DATA RECORDS -
* * * *

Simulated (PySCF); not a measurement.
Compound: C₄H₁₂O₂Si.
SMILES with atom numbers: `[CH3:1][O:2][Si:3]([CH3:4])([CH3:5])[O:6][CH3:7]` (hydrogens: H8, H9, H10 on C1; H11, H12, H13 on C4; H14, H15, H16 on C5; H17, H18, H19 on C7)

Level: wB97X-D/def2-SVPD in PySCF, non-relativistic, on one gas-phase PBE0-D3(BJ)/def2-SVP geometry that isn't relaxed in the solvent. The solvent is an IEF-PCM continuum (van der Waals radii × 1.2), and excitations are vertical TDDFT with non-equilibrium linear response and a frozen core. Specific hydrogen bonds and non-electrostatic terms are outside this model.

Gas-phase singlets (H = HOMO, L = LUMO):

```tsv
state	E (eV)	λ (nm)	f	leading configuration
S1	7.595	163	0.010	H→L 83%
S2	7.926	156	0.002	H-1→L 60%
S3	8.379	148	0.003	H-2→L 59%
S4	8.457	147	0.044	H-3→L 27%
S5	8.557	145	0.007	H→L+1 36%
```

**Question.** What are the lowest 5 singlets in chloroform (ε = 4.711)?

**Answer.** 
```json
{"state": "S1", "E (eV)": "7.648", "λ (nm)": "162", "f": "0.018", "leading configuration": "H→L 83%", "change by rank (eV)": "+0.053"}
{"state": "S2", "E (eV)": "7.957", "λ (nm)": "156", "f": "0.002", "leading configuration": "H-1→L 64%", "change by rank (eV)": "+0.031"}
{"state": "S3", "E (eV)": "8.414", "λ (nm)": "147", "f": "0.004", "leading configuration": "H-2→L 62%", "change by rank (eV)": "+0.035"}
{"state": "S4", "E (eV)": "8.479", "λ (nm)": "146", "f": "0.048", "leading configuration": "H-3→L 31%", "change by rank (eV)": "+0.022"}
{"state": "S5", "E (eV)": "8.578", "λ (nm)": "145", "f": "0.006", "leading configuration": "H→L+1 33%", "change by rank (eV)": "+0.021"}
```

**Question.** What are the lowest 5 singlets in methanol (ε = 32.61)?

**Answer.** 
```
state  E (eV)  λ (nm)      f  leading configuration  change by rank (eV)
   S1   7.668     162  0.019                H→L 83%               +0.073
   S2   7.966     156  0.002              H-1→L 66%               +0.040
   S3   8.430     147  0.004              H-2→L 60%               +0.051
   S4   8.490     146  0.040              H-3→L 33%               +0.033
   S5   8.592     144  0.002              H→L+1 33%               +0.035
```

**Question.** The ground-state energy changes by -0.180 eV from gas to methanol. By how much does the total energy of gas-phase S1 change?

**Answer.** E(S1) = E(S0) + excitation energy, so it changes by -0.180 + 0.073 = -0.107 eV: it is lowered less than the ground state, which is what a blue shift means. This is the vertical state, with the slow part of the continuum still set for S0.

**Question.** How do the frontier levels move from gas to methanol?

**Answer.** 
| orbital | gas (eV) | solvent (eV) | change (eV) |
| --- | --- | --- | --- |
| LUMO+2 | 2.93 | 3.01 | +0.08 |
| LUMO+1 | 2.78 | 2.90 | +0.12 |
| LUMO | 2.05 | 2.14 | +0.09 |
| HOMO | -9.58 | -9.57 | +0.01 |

* * * *

WORK INSTRUCTION - Please give again the lines above between the line holding "2.90 | +0.12 |" and the line holding "2.14 | +0.09 |", inclusive, exactly as they are and with nothing added.

WRITTEN RESPONSE -
| LUMO+1 | 2.78 | 2.90 | +0.12 |
| LUMO | 2.05 | 2.14 | +0.09 |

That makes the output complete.